- - - -

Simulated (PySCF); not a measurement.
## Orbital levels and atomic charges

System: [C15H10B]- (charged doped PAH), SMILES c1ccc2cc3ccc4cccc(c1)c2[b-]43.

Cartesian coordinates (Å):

- - - -

Take the listing above from its first line through the line containing "System: [C15H10B]- (charged", and transcribe that stretch exactly, with no other lines.

### Expected answer
Simulated (PySCF); not a measurement.
## Orbital levels and atomic charges

System: [C15H10B]- (charged doped PAH), SMILES c1ccc2cc3ccc4cccc(c1)c2[b-]43.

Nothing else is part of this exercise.